_Action item:_ Give back an exact copy of the lines from the start of the material through the line bearing "At R (0.500, 0.500, 0.500)". Include both ends and nothing else.

####

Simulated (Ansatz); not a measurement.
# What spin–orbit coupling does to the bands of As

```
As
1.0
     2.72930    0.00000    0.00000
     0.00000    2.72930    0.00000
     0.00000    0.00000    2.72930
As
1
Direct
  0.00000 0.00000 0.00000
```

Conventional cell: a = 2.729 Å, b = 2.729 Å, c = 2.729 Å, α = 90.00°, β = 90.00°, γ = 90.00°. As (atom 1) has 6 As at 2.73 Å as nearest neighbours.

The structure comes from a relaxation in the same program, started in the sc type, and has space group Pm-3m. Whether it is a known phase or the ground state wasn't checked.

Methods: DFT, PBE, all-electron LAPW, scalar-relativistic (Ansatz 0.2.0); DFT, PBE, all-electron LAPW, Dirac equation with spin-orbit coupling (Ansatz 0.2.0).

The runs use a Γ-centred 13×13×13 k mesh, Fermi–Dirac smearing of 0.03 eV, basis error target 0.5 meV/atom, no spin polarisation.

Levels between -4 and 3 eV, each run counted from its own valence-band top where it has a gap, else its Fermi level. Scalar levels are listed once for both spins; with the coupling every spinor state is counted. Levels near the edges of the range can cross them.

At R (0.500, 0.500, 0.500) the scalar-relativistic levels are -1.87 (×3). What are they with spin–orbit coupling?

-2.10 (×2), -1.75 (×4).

####

_Problem solution:_
Simulated (Ansatz); not a measurement.
# What spin–orbit coupling does to the bands of As

```
As
1.0
     2.72930    0.00000    0.00000
     0.00000    2.72930    0.00000
     0.00000    0.00000    2.72930
As
1
Direct
  0.00000 0.00000 0.00000
```

Conventional cell: a = 2.729 Å, b = 2.729 Å, c = 2.729 Å, α = 90.00°, β = 90.00°, γ = 90.00°. As (atom 1) has 6 As at 2.73 Å as nearest neighbours.

The structure comes from a relaxation in the same program, started in the sc type, and has space group Pm-3m. Whether it is a known phase or the ground state wasn't checked.

Methods: DFT, PBE, all-electron LAPW, scalar-relativistic (Ansatz 0.2.0); DFT, PBE, all-electron LAPW, Dirac equation with spin-orbit coupling (Ansatz 0.2.0).

The runs use a Γ-centred 13×13×13 k mesh, Fermi–Dirac smearing of 0.03 eV, basis error target 0.5 meV/atom, no spin polarisation.

Levels between -4 and 3 eV, each run counted from its own valence-band top where it has a gap, else its Fermi level. Scalar levels are listed once for both spins; with the coupling every spinor state is counted. Levels near the edges of the range can cross them.

At R (0.500, 0.500, 0.500) the scalar-relativistic levels are -1.87 (×3). What are they with spin–orbit coupling?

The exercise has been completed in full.